__________________________________________________

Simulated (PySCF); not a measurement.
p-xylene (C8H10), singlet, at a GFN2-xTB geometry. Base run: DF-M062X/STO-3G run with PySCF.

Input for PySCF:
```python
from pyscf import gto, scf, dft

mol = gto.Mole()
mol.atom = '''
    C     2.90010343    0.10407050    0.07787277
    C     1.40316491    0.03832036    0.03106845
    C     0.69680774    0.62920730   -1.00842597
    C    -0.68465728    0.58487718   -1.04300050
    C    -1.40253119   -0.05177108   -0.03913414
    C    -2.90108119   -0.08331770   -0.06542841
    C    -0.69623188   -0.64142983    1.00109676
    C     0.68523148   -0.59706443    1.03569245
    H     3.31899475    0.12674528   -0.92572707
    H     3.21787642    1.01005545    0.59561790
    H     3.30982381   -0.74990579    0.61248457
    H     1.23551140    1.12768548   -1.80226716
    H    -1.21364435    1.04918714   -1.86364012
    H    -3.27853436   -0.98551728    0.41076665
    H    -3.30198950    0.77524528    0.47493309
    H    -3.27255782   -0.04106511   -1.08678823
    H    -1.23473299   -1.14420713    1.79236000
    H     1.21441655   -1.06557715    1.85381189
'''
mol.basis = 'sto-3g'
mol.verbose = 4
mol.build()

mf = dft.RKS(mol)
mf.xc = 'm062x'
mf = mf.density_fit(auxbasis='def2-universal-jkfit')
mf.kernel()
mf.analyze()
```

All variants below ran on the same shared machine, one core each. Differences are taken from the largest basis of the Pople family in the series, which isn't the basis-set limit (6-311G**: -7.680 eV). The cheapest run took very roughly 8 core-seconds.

__________________________________________________

Print all of the entries exactly, leaving nothing out.

§ Written response:
Simulated (PySCF); not a measurement.
p-xylene (C8H10), singlet, at a GFN2-xTB geometry. Base run: DF-M062X/STO-3G run with PySCF.

Input for PySCF:
```python
from pyscf import gto, scf, dft

mol = gto.Mole()
mol.atom = '''
    C     2.90010343    0.10407050    0.07787277
    C     1.40316491    0.03832036    0.03106845
    C     0.69680774    0.62920730   -1.00842597
    C    -0.68465728    0.58487718   -1.04300050
    C    -1.40253119   -0.05177108   -0.03913414
    C    -2.90108119   -0.08331770   -0.06542841
    C    -0.69623188   -0.64142983    1.00109676
    C     0.68523148   -0.59706443    1.03569245
    H     3.31899475    0.12674528   -0.92572707
    H     3.21787642    1.01005545    0.59561790
    H     3.30982381   -0.74990579    0.61248457
    H     1.23551140    1.12768548   -1.80226716
    H    -1.21364435    1.04918714   -1.86364012
    H    -3.27853436   -0.98551728    0.41076665
    H    -3.30198950    0.77524528    0.47493309
    H    -3.27255782   -0.04106511   -1.08678823
    H    -1.23473299   -1.14420713    1.79236000
    H     1.21441655   -1.06557715    1.85381189
'''
mol.basis = 'sto-3g'
mol.verbose = 4
mol.build()

mf = dft.RKS(mol)
mf.xc = 'm062x'
mf = mf.density_fit(auxbasis='def2-universal-jkfit')
mf.kernel()
mf.analyze()
```

All variants below ran on the same shared machine, one core each. Differences are taken from the largest basis of the Pople family in the series, which isn't the basis-set limit (6-311G**: -7.680 eV). The cheapest run took very roughly 8 core-seconds.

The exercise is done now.